Work instruction » Of all the entries below, retype only the lines from the one with "atoms displaced) (calculated)" through the one with "Common to all", exactly as they appear.

Available data »
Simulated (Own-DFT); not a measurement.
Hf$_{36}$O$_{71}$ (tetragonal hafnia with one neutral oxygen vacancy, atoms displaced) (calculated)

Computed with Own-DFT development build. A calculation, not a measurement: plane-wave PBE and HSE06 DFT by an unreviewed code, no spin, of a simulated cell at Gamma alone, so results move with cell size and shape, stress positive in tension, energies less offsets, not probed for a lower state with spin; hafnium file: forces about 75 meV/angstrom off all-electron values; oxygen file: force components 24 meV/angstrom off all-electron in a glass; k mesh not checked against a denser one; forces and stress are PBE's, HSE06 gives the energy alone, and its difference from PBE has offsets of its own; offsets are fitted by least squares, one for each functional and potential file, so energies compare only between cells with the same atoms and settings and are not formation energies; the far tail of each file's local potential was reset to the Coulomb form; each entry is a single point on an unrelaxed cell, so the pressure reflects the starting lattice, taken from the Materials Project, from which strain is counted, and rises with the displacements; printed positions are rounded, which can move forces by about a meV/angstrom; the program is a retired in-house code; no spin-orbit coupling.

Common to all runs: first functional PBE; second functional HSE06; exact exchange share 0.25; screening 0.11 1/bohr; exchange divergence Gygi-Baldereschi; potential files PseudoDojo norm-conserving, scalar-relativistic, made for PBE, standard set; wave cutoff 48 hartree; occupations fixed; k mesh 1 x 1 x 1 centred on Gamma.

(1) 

Your solution »
Hf$_{36}$O$_{71}$ (tetragonal hafnia with one neutral oxygen vacancy, atoms displaced) (calculated)

Computed with Own-DFT development build. A calculation, not a measurement: plane-wave PBE and HSE06 DFT by an unreviewed code, no spin, of a simulated cell at Gamma alone, so results move with cell size and shape, stress positive in tension, energies less offsets, not probed for a lower state with spin; hafnium file: forces about 75 meV/angstrom off all-electron values; oxygen file: force components 24 meV/angstrom off all-electron in a glass; k mesh not checked against a denser one; forces and stress are PBE's, HSE06 gives the energy alone, and its difference from PBE has offsets of its own; offsets are fitted by least squares, one for each functional and potential file, so energies compare only between cells with the same atoms and settings and are not formation energies; the far tail of each file's local potential was reset to the Coulomb form; each entry is a single point on an unrelaxed cell, so the pressure reflects the starting lattice, taken from the Materials Project, from which strain is counted, and rises with the displacements; printed positions are rounded, which can move forces by about a meV/angstrom; the program is a retired in-house code; no spin-orbit coupling.

Common to all runs: first functional PBE; second functional HSE06; exact exchange share 0.25; screening 0.11 1/bohr; exchange divergence Gygi-Baldereschi; potential files PseudoDojo norm-conserving, scalar-relativistic, made for PBE, standard set; wave cutoff 48 hartree; occupations fixed; k mesh 1 x 1 x 1 centred on Gamma.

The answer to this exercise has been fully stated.